───

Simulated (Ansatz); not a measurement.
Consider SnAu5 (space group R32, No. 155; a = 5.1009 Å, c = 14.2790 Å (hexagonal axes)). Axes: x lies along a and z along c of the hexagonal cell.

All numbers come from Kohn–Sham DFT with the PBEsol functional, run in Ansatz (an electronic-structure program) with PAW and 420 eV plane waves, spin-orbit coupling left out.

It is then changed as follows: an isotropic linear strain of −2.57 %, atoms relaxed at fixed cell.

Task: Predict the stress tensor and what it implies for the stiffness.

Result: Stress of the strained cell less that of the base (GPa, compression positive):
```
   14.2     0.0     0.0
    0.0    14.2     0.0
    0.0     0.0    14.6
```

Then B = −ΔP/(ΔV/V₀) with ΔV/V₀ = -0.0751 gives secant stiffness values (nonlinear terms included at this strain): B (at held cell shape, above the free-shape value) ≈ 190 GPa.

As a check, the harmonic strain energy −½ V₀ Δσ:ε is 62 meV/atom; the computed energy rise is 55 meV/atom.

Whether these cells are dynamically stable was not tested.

───

Every line in the records has to be written out again exactly.

**Task answer:**
Simulated (Ansatz); not a measurement.
Consider SnAu5 (space group R32, No. 155; a = 5.1009 Å, c = 14.2790 Å (hexagonal axes)). Axes: x lies along a and z along c of the hexagonal cell.

All numbers come from Kohn–Sham DFT with the PBEsol functional, run in Ansatz (an electronic-structure program) with PAW and 420 eV plane waves, spin-orbit coupling left out.

It is then changed as follows: an isotropic linear strain of −2.57 %, atoms relaxed at fixed cell.

Task: Predict the stress tensor and what it implies for the stiffness.

Result: Stress of the strained cell less that of the base (GPa, compression positive):
```
   14.2     0.0     0.0
    0.0    14.2     0.0
    0.0     0.0    14.6
```

Then B = −ΔP/(ΔV/V₀) with ΔV/V₀ = -0.0751 gives secant stiffness values (nonlinear terms included at this strain): B (at held cell shape, above the free-shape value) ≈ 190 GPa.

As a check, the harmonic strain energy −½ V₀ Δσ:ε is 62 meV/atom; the computed energy rise is 55 meV/atom.

Whether these cells are dynamically stable was not tested.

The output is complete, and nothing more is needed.